[Opening DATASET CONTENT section]

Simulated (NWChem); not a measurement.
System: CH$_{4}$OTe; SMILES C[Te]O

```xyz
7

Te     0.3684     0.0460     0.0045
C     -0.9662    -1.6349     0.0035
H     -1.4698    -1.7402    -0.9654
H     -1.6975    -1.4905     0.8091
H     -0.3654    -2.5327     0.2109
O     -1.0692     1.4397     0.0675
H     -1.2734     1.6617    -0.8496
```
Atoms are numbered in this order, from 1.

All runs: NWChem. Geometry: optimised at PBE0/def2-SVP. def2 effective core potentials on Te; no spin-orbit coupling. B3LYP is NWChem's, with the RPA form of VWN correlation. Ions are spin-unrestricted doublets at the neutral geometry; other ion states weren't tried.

[Closing DATASET CONTENT section]

When copying the data above, please keep exactly the lines from its first line through the line with "Atoms are numbered in this order, from 1.", both ends included, and drop the rest.

__WRITTEN RESPONSE__:
Simulated (NWChem); not a measurement.
System: CH$_{4}$OTe; SMILES C[Te]O

```xyz
7

Te     0.3684     0.0460     0.0045
C     -0.9662    -1.6349     0.0035
H     -1.4698    -1.7402    -0.9654
H     -1.6975    -1.4905     0.8091
H     -0.3654    -2.5327     0.2109
O     -1.0692     1.4397     0.0675
H     -1.2734     1.6617    -0.8496
```
Atoms are numbered in this order, from 1.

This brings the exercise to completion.